Action item - Return verbatim every line from the first line of the data below to the line that contains "Steps of a relaxation of [NdBr2]+", inclusive, and no further.

Data provided -
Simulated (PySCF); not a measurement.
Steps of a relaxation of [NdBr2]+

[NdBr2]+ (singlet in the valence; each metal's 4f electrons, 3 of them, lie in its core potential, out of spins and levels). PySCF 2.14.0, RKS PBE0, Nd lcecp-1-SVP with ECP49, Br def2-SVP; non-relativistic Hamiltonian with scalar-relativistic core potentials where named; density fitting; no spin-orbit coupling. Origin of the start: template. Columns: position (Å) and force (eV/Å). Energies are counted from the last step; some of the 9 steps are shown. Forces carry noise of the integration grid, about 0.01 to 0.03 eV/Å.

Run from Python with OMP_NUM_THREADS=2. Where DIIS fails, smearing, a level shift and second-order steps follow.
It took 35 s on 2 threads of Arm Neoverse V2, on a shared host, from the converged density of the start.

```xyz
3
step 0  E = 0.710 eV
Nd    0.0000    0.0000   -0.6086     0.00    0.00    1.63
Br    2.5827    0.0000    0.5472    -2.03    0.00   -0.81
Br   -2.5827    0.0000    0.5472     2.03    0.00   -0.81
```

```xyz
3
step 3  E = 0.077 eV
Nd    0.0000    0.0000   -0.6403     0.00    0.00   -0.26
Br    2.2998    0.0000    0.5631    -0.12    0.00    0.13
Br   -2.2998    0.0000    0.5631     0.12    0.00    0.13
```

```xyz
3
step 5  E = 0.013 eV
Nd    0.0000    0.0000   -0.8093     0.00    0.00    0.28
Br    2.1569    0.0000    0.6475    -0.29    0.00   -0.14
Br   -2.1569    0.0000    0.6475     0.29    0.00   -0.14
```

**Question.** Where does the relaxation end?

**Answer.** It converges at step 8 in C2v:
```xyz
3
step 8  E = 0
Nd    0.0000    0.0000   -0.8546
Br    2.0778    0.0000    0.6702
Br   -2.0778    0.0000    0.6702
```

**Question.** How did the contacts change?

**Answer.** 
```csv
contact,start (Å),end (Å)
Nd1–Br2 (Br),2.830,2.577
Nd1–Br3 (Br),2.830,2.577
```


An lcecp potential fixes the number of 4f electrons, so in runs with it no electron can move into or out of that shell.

Written response -
Simulated (PySCF); not a measurement.
Steps of a relaxation of [NdBr2]+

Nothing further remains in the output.